• [Data for review]
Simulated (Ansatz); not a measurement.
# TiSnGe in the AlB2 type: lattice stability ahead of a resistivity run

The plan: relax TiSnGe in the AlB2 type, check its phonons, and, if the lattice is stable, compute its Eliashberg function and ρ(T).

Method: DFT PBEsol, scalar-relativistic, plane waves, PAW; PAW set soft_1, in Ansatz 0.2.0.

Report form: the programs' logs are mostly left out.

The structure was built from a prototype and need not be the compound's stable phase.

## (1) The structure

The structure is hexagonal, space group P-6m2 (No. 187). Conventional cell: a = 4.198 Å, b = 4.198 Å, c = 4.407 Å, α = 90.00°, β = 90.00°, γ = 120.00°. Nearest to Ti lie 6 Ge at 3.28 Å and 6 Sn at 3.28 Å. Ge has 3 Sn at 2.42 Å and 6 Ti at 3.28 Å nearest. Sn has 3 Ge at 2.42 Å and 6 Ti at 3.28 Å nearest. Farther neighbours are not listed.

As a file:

• [Work instruction]
Could every entry above be printed again, word for word?

• [Your response]
Simulated (Ansatz); not a measurement.
# TiSnGe in the AlB2 type: lattice stability ahead of a resistivity run

The plan: relax TiSnGe in the AlB2 type, check its phonons, and, if the lattice is stable, compute its Eliashberg function and ρ(T).

Method: DFT PBEsol, scalar-relativistic, plane waves, PAW; PAW set soft_1, in Ansatz 0.2.0.

Report form: the programs' logs are mostly left out.

The structure was built from a prototype and need not be the compound's stable phase.

## (1) The structure

The structure is hexagonal, space group P-6m2 (No. 187). Conventional cell: a = 4.198 Å, b = 4.198 Å, c = 4.407 Å, α = 90.00°, β = 90.00°, γ = 120.00°. Nearest to Ti lie 6 Ge at 3.28 Å and 6 Sn at 3.28 Å. Ge has 3 Sn at 2.42 Å and 6 Ti at 3.28 Å nearest. Sn has 3 Ge at 2.42 Å and 6 Ti at 3.28 Å nearest. Farther neighbours are not listed.

As a file:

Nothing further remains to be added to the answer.